EXERCISE → The output is the lines below from the one with "AlClF₂H₃OSi (doublet). The" through the one with "What is the character of this orbital?", both included, printed exactly and with no other line.

RECORDS PROVIDED →
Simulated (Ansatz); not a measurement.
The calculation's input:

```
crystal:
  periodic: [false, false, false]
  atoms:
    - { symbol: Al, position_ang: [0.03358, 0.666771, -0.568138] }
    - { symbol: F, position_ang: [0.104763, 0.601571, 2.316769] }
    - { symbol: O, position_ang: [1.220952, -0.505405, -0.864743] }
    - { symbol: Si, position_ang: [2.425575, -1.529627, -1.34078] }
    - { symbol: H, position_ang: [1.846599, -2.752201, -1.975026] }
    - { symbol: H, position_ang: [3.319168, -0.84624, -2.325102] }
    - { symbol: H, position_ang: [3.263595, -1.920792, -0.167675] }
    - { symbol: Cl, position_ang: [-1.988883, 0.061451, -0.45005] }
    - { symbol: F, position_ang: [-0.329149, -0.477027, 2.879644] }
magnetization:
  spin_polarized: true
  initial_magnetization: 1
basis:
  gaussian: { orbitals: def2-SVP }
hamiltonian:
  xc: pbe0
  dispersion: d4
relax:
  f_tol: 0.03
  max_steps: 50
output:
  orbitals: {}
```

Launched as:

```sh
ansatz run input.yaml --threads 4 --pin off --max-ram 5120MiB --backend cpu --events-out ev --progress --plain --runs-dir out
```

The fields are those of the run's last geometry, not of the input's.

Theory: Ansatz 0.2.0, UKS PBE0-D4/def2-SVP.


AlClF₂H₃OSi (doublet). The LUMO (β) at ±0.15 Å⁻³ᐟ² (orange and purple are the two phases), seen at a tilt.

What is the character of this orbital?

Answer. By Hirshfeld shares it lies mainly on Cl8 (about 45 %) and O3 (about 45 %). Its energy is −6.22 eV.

WRITTEN SOLUTION →
AlClF₂H₃OSi (doublet). The LUMO (β) at ±0.15 Å⁻³ᐟ² (orange and purple are the two phases), seen at a tilt.

What is the character of this orbital?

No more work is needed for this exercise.